------------------------
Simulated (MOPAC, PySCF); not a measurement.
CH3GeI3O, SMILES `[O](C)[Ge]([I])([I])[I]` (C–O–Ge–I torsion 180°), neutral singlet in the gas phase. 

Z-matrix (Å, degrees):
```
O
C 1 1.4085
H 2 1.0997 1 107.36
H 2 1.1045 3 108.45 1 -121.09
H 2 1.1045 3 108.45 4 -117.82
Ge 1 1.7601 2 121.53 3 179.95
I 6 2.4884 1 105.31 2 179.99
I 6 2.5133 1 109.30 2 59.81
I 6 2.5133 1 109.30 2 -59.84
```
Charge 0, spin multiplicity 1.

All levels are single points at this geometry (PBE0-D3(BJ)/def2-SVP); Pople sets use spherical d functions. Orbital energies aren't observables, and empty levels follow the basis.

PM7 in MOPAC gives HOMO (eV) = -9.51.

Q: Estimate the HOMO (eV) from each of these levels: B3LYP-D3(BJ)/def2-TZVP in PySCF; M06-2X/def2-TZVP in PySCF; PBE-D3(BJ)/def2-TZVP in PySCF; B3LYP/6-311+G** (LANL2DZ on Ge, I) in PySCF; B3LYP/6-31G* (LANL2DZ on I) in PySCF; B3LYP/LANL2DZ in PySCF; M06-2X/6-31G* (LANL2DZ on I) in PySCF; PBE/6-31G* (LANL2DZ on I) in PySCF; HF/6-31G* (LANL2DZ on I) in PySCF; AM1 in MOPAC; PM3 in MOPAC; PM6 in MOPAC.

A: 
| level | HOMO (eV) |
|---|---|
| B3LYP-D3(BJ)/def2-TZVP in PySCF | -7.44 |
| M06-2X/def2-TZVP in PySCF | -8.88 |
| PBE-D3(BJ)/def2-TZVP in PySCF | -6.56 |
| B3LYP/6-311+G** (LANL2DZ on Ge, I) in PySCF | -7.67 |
------------------------

#### WORK INSTRUCTION
Would you copy out exactly the lines above that start at the one containing "the gas phase." and end at the one containing "HOMO (eV) |", inclusive?

#### RESPONSE
CH3GeI3O, SMILES `[O](C)[Ge]([I])([I])[I]` (C–O–Ge–I torsion 180°), neutral singlet in the gas phase. 

Z-matrix (Å, degrees):
```
O
C 1 1.4085
H 2 1.0997 1 107.36
H 2 1.1045 3 108.45 1 -121.09
H 2 1.1045 3 108.45 4 -117.82
Ge 1 1.7601 2 121.53 3 179.95
I 6 2.4884 1 105.31 2 179.99
I 6 2.5133 1 109.30 2 59.81
I 6 2.5133 1 109.30 2 -59.84
```
Charge 0, spin multiplicity 1.

All levels are single points at this geometry (PBE0-D3(BJ)/def2-SVP); Pople sets use spherical d functions. Orbital energies aren't observables, and empty levels follow the basis.

PM7 in MOPAC gives HOMO (eV) = -9.51.

Q: Estimate the HOMO (eV) from each of these levels: B3LYP-D3(BJ)/def2-TZVP in PySCF; M06-2X/def2-TZVP in PySCF; PBE-D3(BJ)/def2-TZVP in PySCF; B3LYP/6-311+G** (LANL2DZ on Ge, I) in PySCF; B3LYP/6-31G* (LANL2DZ on I) in PySCF; B3LYP/LANL2DZ in PySCF; M06-2X/6-31G* (LANL2DZ on I) in PySCF; PBE/6-31G* (LANL2DZ on I) in PySCF; HF/6-31G* (LANL2DZ on I) in PySCF; AM1 in MOPAC; PM3 in MOPAC; PM6 in MOPAC.

A: 
| level | HOMO (eV) |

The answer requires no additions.